■ SOURCE MATERIAL ■
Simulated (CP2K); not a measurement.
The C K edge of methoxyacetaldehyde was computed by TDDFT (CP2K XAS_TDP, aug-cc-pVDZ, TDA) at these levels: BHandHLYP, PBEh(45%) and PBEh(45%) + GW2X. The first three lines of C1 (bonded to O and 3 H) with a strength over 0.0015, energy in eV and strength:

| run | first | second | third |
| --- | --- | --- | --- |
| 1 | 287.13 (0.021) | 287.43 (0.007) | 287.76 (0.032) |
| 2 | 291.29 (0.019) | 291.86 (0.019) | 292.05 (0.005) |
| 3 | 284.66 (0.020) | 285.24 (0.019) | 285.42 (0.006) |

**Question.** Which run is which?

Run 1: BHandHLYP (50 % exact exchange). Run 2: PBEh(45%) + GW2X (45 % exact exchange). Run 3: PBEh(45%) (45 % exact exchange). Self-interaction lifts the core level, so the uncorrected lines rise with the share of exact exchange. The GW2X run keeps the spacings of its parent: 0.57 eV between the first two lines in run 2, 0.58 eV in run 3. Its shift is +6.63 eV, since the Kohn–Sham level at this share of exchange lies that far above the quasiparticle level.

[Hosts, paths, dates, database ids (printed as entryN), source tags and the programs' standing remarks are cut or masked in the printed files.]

■ REQUIREMENT ■
Return exactly what appears above, from the first line of the entries to the line with "292.05 (0.005) |", inclusive.

■ TASK ANSWER ■
Simulated (CP2K); not a measurement.
The C K edge of methoxyacetaldehyde was computed by TDDFT (CP2K XAS_TDP, aug-cc-pVDZ, TDA) at these levels: BHandHLYP, PBEh(45%) and PBEh(45%) + GW2X. The first three lines of C1 (bonded to O and 3 H) with a strength over 0.0015, energy in eV and strength:

| run | first | second | third |
| --- | --- | --- | --- |
| 1 | 287.13 (0.021) | 287.43 (0.007) | 287.76 (0.032) |
| 2 | 291.29 (0.019) | 291.86 (0.019) | 292.05 (0.005) |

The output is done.